Task item: Reproduce the records below exactly, with nothing altered.

Extracted records:
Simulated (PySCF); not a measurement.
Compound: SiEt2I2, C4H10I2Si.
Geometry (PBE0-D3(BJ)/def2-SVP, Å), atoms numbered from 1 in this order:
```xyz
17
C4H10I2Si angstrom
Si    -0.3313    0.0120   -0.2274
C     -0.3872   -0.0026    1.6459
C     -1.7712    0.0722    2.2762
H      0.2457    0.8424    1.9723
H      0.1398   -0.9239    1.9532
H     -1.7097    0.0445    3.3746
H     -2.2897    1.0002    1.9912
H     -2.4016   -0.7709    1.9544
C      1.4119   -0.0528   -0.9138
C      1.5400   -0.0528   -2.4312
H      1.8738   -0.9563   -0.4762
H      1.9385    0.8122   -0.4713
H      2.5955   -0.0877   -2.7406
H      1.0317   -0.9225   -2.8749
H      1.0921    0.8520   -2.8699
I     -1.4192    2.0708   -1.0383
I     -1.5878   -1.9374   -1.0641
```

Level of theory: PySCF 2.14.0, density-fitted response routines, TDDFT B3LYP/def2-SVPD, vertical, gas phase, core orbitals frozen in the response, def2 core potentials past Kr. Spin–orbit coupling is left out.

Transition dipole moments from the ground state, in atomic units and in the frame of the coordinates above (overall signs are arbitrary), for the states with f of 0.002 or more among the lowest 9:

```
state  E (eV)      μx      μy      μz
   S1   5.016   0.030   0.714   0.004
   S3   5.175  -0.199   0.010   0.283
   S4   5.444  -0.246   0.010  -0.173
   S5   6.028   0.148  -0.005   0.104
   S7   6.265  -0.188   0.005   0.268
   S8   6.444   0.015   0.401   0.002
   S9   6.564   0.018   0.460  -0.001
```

Problem solution:
Simulated (PySCF); not a measurement.
Compound: SiEt2I2, C4H10I2Si.
Geometry (PBE0-D3(BJ)/def2-SVP, Å), atoms numbered from 1 in this order:
```xyz
17
C4H10I2Si angstrom
Si    -0.3313    0.0120   -0.2274
C     -0.3872   -0.0026    1.6459
C     -1.7712    0.0722    2.2762
H      0.2457    0.8424    1.9723
H      0.1398   -0.9239    1.9532
H     -1.7097    0.0445    3.3746
H     -2.2897    1.0002    1.9912
H     -2.4016   -0.7709    1.9544
C      1.4119   -0.0528   -0.9138
C      1.5400   -0.0528   -2.4312
H      1.8738   -0.9563   -0.4762
H      1.9385    0.8122   -0.4713
H      2.5955   -0.0877   -2.7406
H      1.0317   -0.9225   -2.8749
H      1.0921    0.8520   -2.8699
I     -1.4192    2.0708   -1.0383
I     -1.5878   -1.9374   -1.0641
```

Level of theory: PySCF 2.14.0, density-fitted response routines, TDDFT B3LYP/def2-SVPD, vertical, gas phase, core orbitals frozen in the response, def2 core potentials past Kr. Spin–orbit coupling is left out.

Transition dipole moments from the ground state, in atomic units and in the frame of the coordinates above (overall signs are arbitrary), for the states with f of 0.002 or more among the lowest 9:

```
state  E (eV)      μx      μy      μz
   S1   5.016   0.030   0.714   0.004
   S3   5.175  -0.199   0.010   0.283
   S4   5.444  -0.246   0.010  -0.173
   S5   6.028   0.148  -0.005   0.104
   S7   6.265  -0.188   0.005   0.268
   S8   6.444   0.015   0.401   0.002
   S9   6.564   0.018   0.460  -0.001
```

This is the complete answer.